Start of Block

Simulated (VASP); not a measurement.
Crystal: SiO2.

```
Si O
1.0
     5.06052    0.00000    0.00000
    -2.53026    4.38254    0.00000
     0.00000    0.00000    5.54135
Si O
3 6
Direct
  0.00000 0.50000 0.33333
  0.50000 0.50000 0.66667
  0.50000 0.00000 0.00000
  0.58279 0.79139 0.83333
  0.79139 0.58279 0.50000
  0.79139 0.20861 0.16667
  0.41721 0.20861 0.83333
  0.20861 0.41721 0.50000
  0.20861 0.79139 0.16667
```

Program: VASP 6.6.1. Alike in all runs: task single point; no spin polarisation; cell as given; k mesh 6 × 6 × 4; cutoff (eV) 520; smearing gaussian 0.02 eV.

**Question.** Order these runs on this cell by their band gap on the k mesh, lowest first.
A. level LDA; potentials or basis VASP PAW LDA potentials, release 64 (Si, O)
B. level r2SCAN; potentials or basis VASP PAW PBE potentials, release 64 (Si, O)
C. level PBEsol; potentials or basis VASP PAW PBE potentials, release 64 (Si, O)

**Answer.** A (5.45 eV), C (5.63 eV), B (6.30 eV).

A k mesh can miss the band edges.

End of Block

_Work instruction_:
Copying word for word, give each line of the data above from the first one through the line containing "B (6.30 eV).", and nothing else.

_Your solution_:
Simulated (VASP); not a measurement.
Crystal: SiO2.

```
Si O
1.0
     5.06052    0.00000    0.00000
    -2.53026    4.38254    0.00000
     0.00000    0.00000    5.54135
Si O
3 6
Direct
  0.00000 0.50000 0.33333
  0.50000 0.50000 0.66667
  0.50000 0.00000 0.00000
  0.58279 0.79139 0.83333
  0.79139 0.58279 0.50000
  0.79139 0.20861 0.16667
  0.41721 0.20861 0.83333
  0.20861 0.41721 0.50000
  0.20861 0.79139 0.16667
```

Program: VASP 6.6.1. Alike in all runs: task single point; no spin polarisation; cell as given; k mesh 6 × 6 × 4; cutoff (eV) 520; smearing gaussian 0.02 eV.

**Question.** Order these runs on this cell by their band gap on the k mesh, lowest first.
A. level LDA; potentials or basis VASP PAW LDA potentials, release 64 (Si, O)
B. level r2SCAN; potentials or basis VASP PAW PBE potentials, release 64 (Si, O)
C. level PBEsol; potentials or basis VASP PAW PBE potentials, release 64 (Si, O)

**Answer.** A (5.45 eV), C (5.63 eV), B (6.30 eV).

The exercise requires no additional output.